→ Task item
Your answer should repeat every record verbatim.

- - - -

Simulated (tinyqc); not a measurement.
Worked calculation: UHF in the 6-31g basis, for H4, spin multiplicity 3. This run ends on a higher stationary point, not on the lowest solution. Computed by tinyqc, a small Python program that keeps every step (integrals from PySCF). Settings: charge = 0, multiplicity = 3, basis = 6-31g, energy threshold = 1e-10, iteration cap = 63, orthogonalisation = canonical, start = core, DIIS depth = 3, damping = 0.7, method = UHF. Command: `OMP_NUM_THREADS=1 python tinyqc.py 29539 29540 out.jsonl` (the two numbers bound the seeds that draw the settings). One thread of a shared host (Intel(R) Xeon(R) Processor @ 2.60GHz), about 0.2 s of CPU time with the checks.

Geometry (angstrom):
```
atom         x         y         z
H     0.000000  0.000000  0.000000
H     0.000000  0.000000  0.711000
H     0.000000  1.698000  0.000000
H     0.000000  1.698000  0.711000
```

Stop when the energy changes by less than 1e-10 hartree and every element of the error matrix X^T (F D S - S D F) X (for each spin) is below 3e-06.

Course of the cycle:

- - - -

→ Response box
Simulated (tinyqc); not a measurement.
Worked calculation: UHF in the 6-31g basis, for H4, spin multiplicity 3. This run ends on a higher stationary point, not on the lowest solution. Computed by tinyqc, a small Python program that keeps every step (integrals from PySCF). Settings: charge = 0, multiplicity = 3, basis = 6-31g, energy threshold = 1e-10, iteration cap = 63, orthogonalisation = canonical, start = core, DIIS depth = 3, damping = 0.7, method = UHF. Command: `OMP_NUM_THREADS=1 python tinyqc.py 29539 29540 out.jsonl` (the two numbers bound the seeds that draw the settings). One thread of a shared host (Intel(R) Xeon(R) Processor @ 2.60GHz), about 0.2 s of CPU time with the checks.

Geometry (angstrom):
```
atom         x         y         z
H     0.000000  0.000000  0.000000
H     0.000000  0.000000  0.711000
H     0.000000  1.698000  0.000000
H     0.000000  1.698000  0.711000
```

Stop when the energy changes by less than 1e-10 hartree and every element of the error matrix X^T (F D S - S D F) X (for each spin) is below 3e-06.

Course of the cycle:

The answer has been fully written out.